▸ ACTIVITY
Write the data out again so that it matches word for word.

▸ DATA TO EXAMINE
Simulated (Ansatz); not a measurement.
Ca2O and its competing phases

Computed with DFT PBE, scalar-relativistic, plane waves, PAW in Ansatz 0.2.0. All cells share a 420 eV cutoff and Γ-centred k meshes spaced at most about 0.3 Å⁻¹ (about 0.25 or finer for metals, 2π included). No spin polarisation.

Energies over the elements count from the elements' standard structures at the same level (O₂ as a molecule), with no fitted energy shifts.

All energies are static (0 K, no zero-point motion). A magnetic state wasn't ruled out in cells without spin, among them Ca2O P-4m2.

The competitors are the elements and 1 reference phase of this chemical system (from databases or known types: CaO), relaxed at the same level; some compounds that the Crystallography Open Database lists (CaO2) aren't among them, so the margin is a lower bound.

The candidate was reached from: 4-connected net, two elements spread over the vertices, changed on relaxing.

▸ SOLUTION
Simulated (Ansatz); not a measurement.
Ca2O and its competing phases

Computed with DFT PBE, scalar-relativistic, plane waves, PAW in Ansatz 0.2.0. All cells share a 420 eV cutoff and Γ-centred k meshes spaced at most about 0.3 Å⁻¹ (about 0.25 or finer for metals, 2π included). No spin polarisation.

Energies over the elements count from the elements' standard structures at the same level (O₂ as a molecule), with no fitted energy shifts.

All energies are static (0 K, no zero-point motion). A magnetic state wasn't ruled out in cells without spin, among them Ca2O P-4m2.

The competitors are the elements and 1 reference phase of this chemical system (from databases or known types: CaO), relaxed at the same level; some compounds that the Crystallography Open Database lists (CaO2) aren't among them, so the margin is a lower bound.

The candidate was reached from: 4-connected net, two elements spread over the vertices, changed on relaxing.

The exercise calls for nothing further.